Exercise -> Print each line from the start of the records below up through the line where "CH3FMgN (charge +1)." is found, exactly as given.

Supplied entries ->
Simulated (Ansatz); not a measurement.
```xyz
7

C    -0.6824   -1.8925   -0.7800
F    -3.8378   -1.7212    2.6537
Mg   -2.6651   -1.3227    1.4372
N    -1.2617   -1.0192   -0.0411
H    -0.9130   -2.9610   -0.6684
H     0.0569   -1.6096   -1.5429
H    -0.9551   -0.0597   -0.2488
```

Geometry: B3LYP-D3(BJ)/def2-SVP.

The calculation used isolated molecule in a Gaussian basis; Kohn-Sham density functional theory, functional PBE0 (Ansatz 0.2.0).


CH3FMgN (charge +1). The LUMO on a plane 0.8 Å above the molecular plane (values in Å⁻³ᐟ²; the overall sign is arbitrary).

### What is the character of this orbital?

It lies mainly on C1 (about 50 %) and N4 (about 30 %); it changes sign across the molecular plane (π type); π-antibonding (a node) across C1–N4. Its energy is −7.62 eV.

Solution ->
Simulated (Ansatz); not a measurement.
```xyz
7

C    -0.6824   -1.8925   -0.7800
F    -3.8378   -1.7212    2.6537
Mg   -2.6651   -1.3227    1.4372
N    -1.2617   -1.0192   -0.0411
H    -0.9130   -2.9610   -0.6684
H     0.0569   -1.6096   -1.5429
H    -0.9551   -0.0597   -0.2488
```

Geometry: B3LYP-D3(BJ)/def2-SVP.

The calculation used isolated molecule in a Gaussian basis; Kohn-Sham density functional theory, functional PBE0 (Ansatz 0.2.0).


CH3FMgN (charge +1). The LUMO on a plane 0.8 Å above the molecular plane (values in Å⁻³ᐟ²; the overall sign is arbitrary).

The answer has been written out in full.